::: The data :::

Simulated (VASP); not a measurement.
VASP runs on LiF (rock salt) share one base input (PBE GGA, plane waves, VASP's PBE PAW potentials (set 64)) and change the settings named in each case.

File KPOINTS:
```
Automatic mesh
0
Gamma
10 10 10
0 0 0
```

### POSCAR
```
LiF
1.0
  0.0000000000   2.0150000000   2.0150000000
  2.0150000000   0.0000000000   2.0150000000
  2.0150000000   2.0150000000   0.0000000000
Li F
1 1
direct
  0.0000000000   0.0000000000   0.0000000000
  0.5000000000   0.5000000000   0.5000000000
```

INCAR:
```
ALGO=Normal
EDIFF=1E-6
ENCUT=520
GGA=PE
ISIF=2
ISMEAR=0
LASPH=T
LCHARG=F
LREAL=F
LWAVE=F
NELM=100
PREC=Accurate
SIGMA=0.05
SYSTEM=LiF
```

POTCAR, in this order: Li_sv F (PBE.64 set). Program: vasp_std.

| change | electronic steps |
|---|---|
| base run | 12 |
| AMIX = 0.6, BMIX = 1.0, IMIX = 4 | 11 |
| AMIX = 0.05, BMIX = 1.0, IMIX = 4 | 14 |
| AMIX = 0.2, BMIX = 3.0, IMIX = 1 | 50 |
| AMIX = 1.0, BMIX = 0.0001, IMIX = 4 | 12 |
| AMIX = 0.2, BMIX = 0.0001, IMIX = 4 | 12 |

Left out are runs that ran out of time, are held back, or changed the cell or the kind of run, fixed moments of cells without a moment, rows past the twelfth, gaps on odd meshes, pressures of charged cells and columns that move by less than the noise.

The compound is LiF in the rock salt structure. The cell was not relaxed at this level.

:::

**Assignment:** Look through the entries above and quote exactly the lines from the line with "electronic steps |" to the line with "Left out are", counting both of those lines.

**Written solution:**
| change | electronic steps |
|---|---|
| base run | 12 |
| AMIX = 0.6, BMIX = 1.0, IMIX = 4 | 11 |
| AMIX = 0.05, BMIX = 1.0, IMIX = 4 | 14 |
| AMIX = 0.2, BMIX = 3.0, IMIX = 1 | 50 |
| AMIX = 1.0, BMIX = 0.0001, IMIX = 4 | 12 |
| AMIX = 0.2, BMIX = 0.0001, IMIX = 4 | 12 |

Left out are runs that ran out of time, are held back, or changed the cell or the kind of run, fixed moments of cells without a moment, rows past the twelfth, gaps on odd meshes, pressures of charged cells and columns that move by less than the noise.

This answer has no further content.